Work instruction >>
Among the entries below, one stretch runs from the line that contains "Two geometries of" through the line that contains "Which one is relaxed?". Repeat that stretch exactly, ends included, and only that.

Recorded information >>
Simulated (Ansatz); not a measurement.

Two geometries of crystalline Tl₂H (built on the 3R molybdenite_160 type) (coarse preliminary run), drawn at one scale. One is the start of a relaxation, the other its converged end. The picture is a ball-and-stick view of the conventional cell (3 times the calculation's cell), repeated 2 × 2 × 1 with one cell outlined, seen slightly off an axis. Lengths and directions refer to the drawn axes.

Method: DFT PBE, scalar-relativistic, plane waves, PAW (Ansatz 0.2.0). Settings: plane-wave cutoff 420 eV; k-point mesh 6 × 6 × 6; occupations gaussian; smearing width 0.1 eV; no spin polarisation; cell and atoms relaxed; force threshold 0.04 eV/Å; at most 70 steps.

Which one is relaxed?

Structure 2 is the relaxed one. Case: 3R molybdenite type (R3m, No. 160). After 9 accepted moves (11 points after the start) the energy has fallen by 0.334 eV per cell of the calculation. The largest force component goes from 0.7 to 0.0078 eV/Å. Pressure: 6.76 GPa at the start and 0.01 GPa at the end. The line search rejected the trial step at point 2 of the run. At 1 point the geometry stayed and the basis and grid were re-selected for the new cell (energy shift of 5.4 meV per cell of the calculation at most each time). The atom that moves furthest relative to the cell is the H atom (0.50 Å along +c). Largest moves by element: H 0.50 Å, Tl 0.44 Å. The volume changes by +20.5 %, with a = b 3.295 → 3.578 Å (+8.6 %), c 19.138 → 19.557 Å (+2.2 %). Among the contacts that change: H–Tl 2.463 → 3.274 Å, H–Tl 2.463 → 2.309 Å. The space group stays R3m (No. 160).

Written response >>
Two geometries of crystalline Tl₂H (built on the 3R molybdenite_160 type) (coarse preliminary run), drawn at one scale. One is the start of a relaxation, the other its converged end. The picture is a ball-and-stick view of the conventional cell (3 times the calculation's cell), repeated 2 × 2 × 1 with one cell outlined, seen slightly off an axis. Lengths and directions refer to the drawn axes.

Method: DFT PBE, scalar-relativistic, plane waves, PAW (Ansatz 0.2.0). Settings: plane-wave cutoff 420 eV; k-point mesh 6 × 6 × 6; occupations gaussian; smearing width 0.1 eV; no spin polarisation; cell and atoms relaxed; force threshold 0.04 eV/Å; at most 70 steps.

Which one is relaxed?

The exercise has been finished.